> Requirement: Make an exact copy of all the records.

> Information supplied:
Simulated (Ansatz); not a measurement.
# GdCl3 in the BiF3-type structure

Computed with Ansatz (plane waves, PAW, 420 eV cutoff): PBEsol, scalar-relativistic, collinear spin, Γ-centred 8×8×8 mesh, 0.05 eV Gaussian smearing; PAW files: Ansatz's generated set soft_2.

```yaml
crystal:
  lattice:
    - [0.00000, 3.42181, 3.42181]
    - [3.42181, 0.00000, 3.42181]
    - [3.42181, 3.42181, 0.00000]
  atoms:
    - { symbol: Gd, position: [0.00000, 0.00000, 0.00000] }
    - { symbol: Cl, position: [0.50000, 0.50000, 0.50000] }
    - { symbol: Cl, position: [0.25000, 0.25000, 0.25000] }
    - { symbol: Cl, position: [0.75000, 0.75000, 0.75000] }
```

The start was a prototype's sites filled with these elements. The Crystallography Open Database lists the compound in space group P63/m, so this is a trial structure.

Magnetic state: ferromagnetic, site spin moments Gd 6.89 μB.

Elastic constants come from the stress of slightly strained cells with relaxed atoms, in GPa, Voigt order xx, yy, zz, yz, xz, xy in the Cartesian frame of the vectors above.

> Worked solution:
Simulated (Ansatz); not a measurement.
# GdCl3 in the BiF3-type structure

Computed with Ansatz (plane waves, PAW, 420 eV cutoff): PBEsol, scalar-relativistic, collinear spin, Γ-centred 8×8×8 mesh, 0.05 eV Gaussian smearing; PAW files: Ansatz's generated set soft_2.

```yaml
crystal:
  lattice:
    - [0.00000, 3.42181, 3.42181]
    - [3.42181, 0.00000, 3.42181]
    - [3.42181, 3.42181, 0.00000]
  atoms:
    - { symbol: Gd, position: [0.00000, 0.00000, 0.00000] }
    - { symbol: Cl, position: [0.50000, 0.50000, 0.50000] }
    - { symbol: Cl, position: [0.25000, 0.25000, 0.25000] }
    - { symbol: Cl, position: [0.75000, 0.75000, 0.75000] }
```

The start was a prototype's sites filled with these elements. The Crystallography Open Database lists the compound in space group P63/m, so this is a trial structure.

Magnetic state: ferromagnetic, site spin moments Gd 6.89 μB.

Elastic constants come from the stress of slightly strained cells with relaxed atoms, in GPa, Voigt order xx, yy, zz, yz, xz, xy in the Cartesian frame of the vectors above.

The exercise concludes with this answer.